═══
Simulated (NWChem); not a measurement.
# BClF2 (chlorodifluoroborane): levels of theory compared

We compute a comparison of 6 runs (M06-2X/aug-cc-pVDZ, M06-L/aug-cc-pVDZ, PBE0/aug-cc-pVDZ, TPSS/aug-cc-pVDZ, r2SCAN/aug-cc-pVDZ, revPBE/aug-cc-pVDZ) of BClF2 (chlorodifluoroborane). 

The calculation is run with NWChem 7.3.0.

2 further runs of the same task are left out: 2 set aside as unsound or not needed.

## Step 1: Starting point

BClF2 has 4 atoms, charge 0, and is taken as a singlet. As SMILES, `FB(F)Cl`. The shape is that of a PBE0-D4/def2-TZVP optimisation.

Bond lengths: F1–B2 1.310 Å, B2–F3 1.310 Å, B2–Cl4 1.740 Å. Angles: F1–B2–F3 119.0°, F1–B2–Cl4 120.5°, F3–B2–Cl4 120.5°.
═══

• Assignment: Every line in the material must be retyped exactly, with none omitted.

• Problem solution:
Simulated (NWChem); not a measurement.
# BClF2 (chlorodifluoroborane): levels of theory compared

We compute a comparison of 6 runs (M06-2X/aug-cc-pVDZ, M06-L/aug-cc-pVDZ, PBE0/aug-cc-pVDZ, TPSS/aug-cc-pVDZ, r2SCAN/aug-cc-pVDZ, revPBE/aug-cc-pVDZ) of BClF2 (chlorodifluoroborane). 

The calculation is run with NWChem 7.3.0.

2 further runs of the same task are left out: 2 set aside as unsound or not needed.

## Step 1: Starting point

BClF2 has 4 atoms, charge 0, and is taken as a singlet. As SMILES, `FB(F)Cl`. The shape is that of a PBE0-D4/def2-TZVP optimisation.

Bond lengths: F1–B2 1.310 Å, B2–F3 1.310 Å, B2–Cl4 1.740 Å. Angles: F1–B2–F3 119.0°, F1–B2–Cl4 120.5°, F3–B2–Cl4 120.5°.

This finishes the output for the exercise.